→ **Work item**
The expected output is exactly the lines below, starting at the line with "the SCF iteration.*" and ending at the line with "Among these points", both included; no other line belongs in it.

→ **Extracted records**
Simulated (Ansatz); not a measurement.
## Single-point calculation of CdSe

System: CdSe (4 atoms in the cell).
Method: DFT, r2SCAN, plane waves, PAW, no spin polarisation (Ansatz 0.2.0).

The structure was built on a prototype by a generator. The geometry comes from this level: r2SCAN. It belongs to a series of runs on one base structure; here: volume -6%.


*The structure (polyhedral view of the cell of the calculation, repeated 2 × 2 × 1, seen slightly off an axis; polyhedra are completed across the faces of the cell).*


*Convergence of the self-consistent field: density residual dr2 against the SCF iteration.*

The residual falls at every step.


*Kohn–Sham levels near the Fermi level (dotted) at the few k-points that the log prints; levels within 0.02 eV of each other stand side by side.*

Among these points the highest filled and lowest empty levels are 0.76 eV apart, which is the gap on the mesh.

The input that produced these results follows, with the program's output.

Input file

→ **Answer area**
*Convergence of the self-consistent field: density residual dr2 against the SCF iteration.*

The residual falls at every step.


*Kohn–Sham levels near the Fermi level (dotted) at the few k-points that the log prints; levels within 0.02 eV of each other stand side by side.*

Among these points the highest filled and lowest empty levels are 0.76 eV apart, which is the gap on the mesh.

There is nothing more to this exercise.